## Work item
Retype exactly the lines below, beginning with the first and ending with the line where "No measurement is" appears.

## Entries provided
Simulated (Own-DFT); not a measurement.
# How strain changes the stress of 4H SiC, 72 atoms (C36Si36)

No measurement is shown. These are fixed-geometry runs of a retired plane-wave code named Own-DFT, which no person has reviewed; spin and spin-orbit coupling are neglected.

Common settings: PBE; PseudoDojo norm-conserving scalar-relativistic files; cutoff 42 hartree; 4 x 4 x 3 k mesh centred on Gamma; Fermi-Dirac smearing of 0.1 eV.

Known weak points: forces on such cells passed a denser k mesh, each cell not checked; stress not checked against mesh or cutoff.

## Written reply
Simulated (Own-DFT); not a measurement.
# How strain changes the stress of 4H SiC, 72 atoms (C36Si36)

No measurement is shown. These are fixed-geometry runs of a retired plane-wave code named Own-DFT, which no person has reviewed; spin and spin-orbit coupling are neglected.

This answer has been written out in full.